Extracted records -
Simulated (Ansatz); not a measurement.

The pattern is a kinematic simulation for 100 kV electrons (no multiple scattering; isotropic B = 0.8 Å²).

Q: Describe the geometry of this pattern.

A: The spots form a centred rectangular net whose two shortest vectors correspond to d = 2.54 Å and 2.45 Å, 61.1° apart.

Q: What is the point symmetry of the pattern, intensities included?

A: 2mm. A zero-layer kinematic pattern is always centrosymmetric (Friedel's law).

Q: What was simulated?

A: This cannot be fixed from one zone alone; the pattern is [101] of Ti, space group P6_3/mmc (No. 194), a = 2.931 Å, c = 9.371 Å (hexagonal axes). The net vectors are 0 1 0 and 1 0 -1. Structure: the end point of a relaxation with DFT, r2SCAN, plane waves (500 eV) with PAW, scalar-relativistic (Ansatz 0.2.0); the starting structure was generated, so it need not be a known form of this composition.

Task item -
Please copy, exactly and with nothing else, the lines above beginning at the line that has "Q: What is the" and ending with the line that has "Q: What was simulated?".

Solution -
Q: What is the point symmetry of the pattern, intensities included?

A: 2mm. A zero-layer kinematic pattern is always centrosymmetric (Friedel's law).

Q: What was simulated?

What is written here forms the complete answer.